#### Listed records:
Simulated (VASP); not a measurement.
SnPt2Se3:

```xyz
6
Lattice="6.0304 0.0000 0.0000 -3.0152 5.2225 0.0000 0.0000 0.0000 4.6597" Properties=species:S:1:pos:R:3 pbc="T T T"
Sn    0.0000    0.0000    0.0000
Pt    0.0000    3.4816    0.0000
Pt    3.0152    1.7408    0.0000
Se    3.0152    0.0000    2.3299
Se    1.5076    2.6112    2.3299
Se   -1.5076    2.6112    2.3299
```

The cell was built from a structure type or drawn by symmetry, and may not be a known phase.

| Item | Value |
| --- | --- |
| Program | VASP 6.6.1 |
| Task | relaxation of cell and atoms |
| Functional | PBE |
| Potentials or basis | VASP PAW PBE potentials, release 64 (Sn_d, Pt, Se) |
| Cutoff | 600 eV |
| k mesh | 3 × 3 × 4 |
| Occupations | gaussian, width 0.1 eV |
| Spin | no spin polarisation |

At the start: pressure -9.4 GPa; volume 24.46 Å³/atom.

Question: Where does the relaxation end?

#### Work instruction:
Give the lines of the material above again, exactly, from its first line through the line that contains "At the start: pressure" and no further.

#### Expected answer:
Simulated (VASP); not a measurement.
SnPt2Se3:

```xyz
6
Lattice="6.0304 0.0000 0.0000 -3.0152 5.2225 0.0000 0.0000 0.0000 4.6597" Properties=species:S:1:pos:R:3 pbc="T T T"
Sn    0.0000    0.0000    0.0000
Pt    0.0000    3.4816    0.0000
Pt    3.0152    1.7408    0.0000
Se    3.0152    0.0000    2.3299
Se    1.5076    2.6112    2.3299
Se   -1.5076    2.6112    2.3299
```

The cell was built from a structure type or drawn by symmetry, and may not be a known phase.

| Item | Value |
| --- | --- |
| Program | VASP 6.6.1 |
| Task | relaxation of cell and atoms |
| Functional | PBE |
| Potentials or basis | VASP PAW PBE potentials, release 64 (Sn_d, Pt, Se) |
| Cutoff | 600 eV |
| k mesh | 3 × 3 × 4 |
| Occupations | gaussian, width 0.1 eV |
| Spin | no spin polarisation |

At the start: pressure -9.4 GPa; volume 24.46 Å³/atom.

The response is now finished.